== REQUIREMENT ==
Write out once more the lines running from the top of the entries below to the line with "A k mesh can", both ends included.

== EXERCISE DATA ==
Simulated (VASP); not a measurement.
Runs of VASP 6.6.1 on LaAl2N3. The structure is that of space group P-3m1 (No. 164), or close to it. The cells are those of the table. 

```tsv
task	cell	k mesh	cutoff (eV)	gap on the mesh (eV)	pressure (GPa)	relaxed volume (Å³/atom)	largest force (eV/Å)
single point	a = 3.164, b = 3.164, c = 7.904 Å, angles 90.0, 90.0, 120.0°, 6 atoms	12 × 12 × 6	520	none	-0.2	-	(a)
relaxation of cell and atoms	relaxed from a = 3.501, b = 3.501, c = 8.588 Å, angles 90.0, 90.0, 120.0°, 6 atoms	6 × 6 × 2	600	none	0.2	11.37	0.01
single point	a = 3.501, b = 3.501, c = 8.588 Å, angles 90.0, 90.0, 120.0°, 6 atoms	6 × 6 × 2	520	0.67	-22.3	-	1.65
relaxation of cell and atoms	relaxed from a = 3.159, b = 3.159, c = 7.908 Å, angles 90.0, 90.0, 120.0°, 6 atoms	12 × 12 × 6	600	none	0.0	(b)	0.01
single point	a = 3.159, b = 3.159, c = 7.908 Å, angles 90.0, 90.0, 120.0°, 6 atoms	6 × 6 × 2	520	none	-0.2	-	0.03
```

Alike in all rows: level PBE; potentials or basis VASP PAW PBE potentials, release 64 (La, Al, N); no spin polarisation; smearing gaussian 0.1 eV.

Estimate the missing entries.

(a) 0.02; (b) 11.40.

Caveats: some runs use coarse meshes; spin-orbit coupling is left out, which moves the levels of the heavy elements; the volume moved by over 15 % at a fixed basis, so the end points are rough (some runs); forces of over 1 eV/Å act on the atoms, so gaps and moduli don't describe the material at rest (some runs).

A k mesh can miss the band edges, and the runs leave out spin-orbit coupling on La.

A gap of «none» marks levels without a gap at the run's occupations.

== SOLUTION ==
Simulated (VASP); not a measurement.
Runs of VASP 6.6.1 on LaAl2N3. The structure is that of space group P-3m1 (No. 164), or close to it. The cells are those of the table. 

```tsv
task	cell	k mesh	cutoff (eV)	gap on the mesh (eV)	pressure (GPa)	relaxed volume (Å³/atom)	largest force (eV/Å)
single point	a = 3.164, b = 3.164, c = 7.904 Å, angles 90.0, 90.0, 120.0°, 6 atoms	12 × 12 × 6	520	none	-0.2	-	(a)
relaxation of cell and atoms	relaxed from a = 3.501, b = 3.501, c = 8.588 Å, angles 90.0, 90.0, 120.0°, 6 atoms	6 × 6 × 2	600	none	0.2	11.37	0.01
single point	a = 3.501, b = 3.501, c = 8.588 Å, angles 90.0, 90.0, 120.0°, 6 atoms	6 × 6 × 2	520	0.67	-22.3	-	1.65
relaxation of cell and atoms	relaxed from a = 3.159, b = 3.159, c = 7.908 Å, angles 90.0, 90.0, 120.0°, 6 atoms	12 × 12 × 6	600	none	0.0	(b)	0.01
single point	a = 3.159, b = 3.159, c = 7.908 Å, angles 90.0, 90.0, 120.0°, 6 atoms	6 × 6 × 2	520	none	-0.2	-	0.03
```

Alike in all rows: level PBE; potentials or basis VASP PAW PBE potentials, release 64 (La, Al, N); no spin polarisation; smearing gaussian 0.1 eV.

Estimate the missing entries.

(a) 0.02; (b) 11.40.

Caveats: some runs use coarse meshes; spin-orbit coupling is left out, which moves the levels of the heavy elements; the volume moved by over 15 % at a fixed basis, so the end points are rough (some runs); forces of over 1 eV/Å act on the atoms, so gaps and moduli don't describe the material at rest (some runs).

A k mesh can miss the band edges, and the runs leave out spin-orbit coupling on La.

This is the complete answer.